- Action item -
Would you write out, word for word, each line of the records below from the top through the one holding "Ansatz 0.2.0; DFT"?

━━━━━ Stored data

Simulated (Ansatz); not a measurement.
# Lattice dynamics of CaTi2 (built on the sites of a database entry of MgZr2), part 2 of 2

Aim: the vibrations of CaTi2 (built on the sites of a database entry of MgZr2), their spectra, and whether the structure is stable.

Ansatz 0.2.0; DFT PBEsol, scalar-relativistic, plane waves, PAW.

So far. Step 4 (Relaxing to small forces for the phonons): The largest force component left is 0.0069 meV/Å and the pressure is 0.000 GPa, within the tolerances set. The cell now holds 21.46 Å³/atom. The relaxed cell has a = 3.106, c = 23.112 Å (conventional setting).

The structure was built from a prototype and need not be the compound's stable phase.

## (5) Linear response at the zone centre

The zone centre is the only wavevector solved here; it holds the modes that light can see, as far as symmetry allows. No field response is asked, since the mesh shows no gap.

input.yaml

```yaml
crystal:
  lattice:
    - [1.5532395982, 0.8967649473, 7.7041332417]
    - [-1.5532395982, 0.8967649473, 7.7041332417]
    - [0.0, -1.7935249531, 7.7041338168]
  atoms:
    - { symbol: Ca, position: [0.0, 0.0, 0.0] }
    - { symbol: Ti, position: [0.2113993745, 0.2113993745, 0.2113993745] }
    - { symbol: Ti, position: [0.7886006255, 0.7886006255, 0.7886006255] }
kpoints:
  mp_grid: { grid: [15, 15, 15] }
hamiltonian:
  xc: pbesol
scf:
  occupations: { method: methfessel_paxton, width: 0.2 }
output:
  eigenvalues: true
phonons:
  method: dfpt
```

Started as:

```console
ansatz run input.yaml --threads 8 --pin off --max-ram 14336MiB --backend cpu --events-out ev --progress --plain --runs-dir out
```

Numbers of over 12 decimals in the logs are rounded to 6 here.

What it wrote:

━━━━━━━━━━

- Result -
Simulated (Ansatz); not a measurement.
# Lattice dynamics of CaTi2 (built on the sites of a database entry of MgZr2), part 2 of 2

Aim: the vibrations of CaTi2 (built on the sites of a database entry of MgZr2), their spectra, and whether the structure is stable.

Ansatz 0.2.0; DFT PBEsol, scalar-relativistic, plane waves, PAW.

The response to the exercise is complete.